○ ○ ○ ○ ○ ○ ○

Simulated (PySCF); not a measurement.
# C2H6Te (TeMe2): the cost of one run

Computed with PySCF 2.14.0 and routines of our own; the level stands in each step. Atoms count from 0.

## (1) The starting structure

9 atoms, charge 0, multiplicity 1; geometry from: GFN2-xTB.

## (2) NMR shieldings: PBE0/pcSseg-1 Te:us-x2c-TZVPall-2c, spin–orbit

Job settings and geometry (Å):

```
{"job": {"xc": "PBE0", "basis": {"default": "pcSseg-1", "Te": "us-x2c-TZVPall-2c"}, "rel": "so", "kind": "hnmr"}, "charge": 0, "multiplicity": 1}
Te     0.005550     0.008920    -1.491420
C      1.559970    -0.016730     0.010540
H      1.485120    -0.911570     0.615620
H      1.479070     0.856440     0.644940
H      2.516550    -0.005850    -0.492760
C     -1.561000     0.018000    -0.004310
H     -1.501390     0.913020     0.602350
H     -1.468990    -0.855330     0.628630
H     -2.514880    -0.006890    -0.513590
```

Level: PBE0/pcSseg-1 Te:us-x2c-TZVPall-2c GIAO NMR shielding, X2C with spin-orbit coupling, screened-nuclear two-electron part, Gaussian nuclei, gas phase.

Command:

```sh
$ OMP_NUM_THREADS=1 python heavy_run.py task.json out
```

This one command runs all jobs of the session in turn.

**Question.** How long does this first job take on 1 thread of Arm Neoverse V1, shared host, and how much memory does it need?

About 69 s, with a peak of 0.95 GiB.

○ ○ ○ ○ ○ ○ ○

▶ Activity: Print exactly the lines above, between the one holding "# C2H6Te (TeMe2): the cost of one run" and the one holding "does it need?", inclusive, and nothing besides.

▶ Answer space:
# C2H6Te (TeMe2): the cost of one run

Computed with PySCF 2.14.0 and routines of our own; the level stands in each step. Atoms count from 0.

## (1) The starting structure

9 atoms, charge 0, multiplicity 1; geometry from: GFN2-xTB.

## (2) NMR shieldings: PBE0/pcSseg-1 Te:us-x2c-TZVPall-2c, spin–orbit

Job settings and geometry (Å):

```
{"job": {"xc": "PBE0", "basis": {"default": "pcSseg-1", "Te": "us-x2c-TZVPall-2c"}, "rel": "so", "kind": "hnmr"}, "charge": 0, "multiplicity": 1}
Te     0.005550     0.008920    -1.491420
C      1.559970    -0.016730     0.010540
H      1.485120    -0.911570     0.615620
H      1.479070     0.856440     0.644940
H      2.516550    -0.005850    -0.492760
C     -1.561000     0.018000    -0.004310
H     -1.501390     0.913020     0.602350
H     -1.468990    -0.855330     0.628630
H     -2.514880    -0.006890    -0.513590
```

Level: PBE0/pcSseg-1 Te:us-x2c-TZVPall-2c GIAO NMR shielding, X2C with spin-orbit coupling, screened-nuclear two-electron part, Gaussian nuclei, gas phase.

Command:

```sh
$ OMP_NUM_THREADS=1 python heavy_run.py task.json out
```

This one command runs all jobs of the session in turn.

**Question.** How long does this first job take on 1 thread of Arm Neoverse V1, shared host, and how much memory does it need?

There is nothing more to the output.